■ **WORK ITEM**: Output the records that follow, keeping every line exactly as it is.

+ + + + +
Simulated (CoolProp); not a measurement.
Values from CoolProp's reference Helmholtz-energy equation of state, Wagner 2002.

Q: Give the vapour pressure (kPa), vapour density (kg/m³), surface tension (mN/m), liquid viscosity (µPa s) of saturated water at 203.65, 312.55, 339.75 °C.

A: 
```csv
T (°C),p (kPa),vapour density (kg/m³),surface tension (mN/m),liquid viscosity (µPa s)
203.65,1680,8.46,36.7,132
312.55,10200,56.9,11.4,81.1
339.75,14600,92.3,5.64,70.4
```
+ + + + +

■ **EXERCISE OUTPUT**:
Simulated (CoolProp); not a measurement.
Values from CoolProp's reference Helmholtz-energy equation of state, Wagner 2002.

Q: Give the vapour pressure (kPa), vapour density (kg/m³), surface tension (mN/m), liquid viscosity (µPa s) of saturated water at 203.65, 312.55, 339.75 °C.

A: 
```csv
T (°C),p (kPa),vapour density (kg/m³),surface tension (mN/m),liquid viscosity (µPa s)
203.65,1680,8.46,36.7,132
312.55,10200,56.9,11.4,81.1
339.75,14600,92.3,5.64,70.4
```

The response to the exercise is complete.